Segment Start: Material supplied

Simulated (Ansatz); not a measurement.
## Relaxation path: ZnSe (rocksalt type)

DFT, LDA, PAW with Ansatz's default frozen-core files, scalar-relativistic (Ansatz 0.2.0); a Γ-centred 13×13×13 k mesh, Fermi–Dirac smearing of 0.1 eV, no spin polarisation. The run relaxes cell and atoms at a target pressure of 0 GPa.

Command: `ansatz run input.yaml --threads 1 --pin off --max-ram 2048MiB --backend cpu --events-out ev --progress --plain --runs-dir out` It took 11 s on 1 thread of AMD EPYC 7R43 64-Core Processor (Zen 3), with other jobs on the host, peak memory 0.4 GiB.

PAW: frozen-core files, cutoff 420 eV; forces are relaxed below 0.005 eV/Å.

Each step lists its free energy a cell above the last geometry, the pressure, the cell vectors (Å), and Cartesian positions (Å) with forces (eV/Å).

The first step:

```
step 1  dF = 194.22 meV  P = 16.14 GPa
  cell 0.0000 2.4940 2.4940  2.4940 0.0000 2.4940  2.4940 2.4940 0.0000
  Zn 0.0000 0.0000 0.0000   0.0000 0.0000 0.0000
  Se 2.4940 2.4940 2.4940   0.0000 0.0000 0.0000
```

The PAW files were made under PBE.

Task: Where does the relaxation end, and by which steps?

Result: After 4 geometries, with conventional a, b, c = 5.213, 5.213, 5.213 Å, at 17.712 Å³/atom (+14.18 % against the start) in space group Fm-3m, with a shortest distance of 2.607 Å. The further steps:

Segment End: Material supplied

▸ Action item:
Return only the exact lines from the opening of the records through the line that contains "Task: Where does", both included.

▸ Answer section:
Simulated (Ansatz); not a measurement.
## Relaxation path: ZnSe (rocksalt type)

DFT, LDA, PAW with Ansatz's default frozen-core files, scalar-relativistic (Ansatz 0.2.0); a Γ-centred 13×13×13 k mesh, Fermi–Dirac smearing of 0.1 eV, no spin polarisation. The run relaxes cell and atoms at a target pressure of 0 GPa.

Command: `ansatz run input.yaml --threads 1 --pin off --max-ram 2048MiB --backend cpu --events-out ev --progress --plain --runs-dir out` It took 11 s on 1 thread of AMD EPYC 7R43 64-Core Processor (Zen 3), with other jobs on the host, peak memory 0.4 GiB.

PAW: frozen-core files, cutoff 420 eV; forces are relaxed below 0.005 eV/Å.

Each step lists its free energy a cell above the last geometry, the pressure, the cell vectors (Å), and Cartesian positions (Å) with forces (eV/Å).

The first step:

```
step 1  dF = 194.22 meV  P = 16.14 GPa
  cell 0.0000 2.4940 2.4940  2.4940 0.0000 2.4940  2.4940 2.4940 0.0000
  Zn 0.0000 0.0000 0.0000   0.0000 0.0000 0.0000
  Se 2.4940 2.4940 2.4940   0.0000 0.0000 0.0000
```

The PAW files were made under PBE.

Task: Where does the relaxation end, and by which steps?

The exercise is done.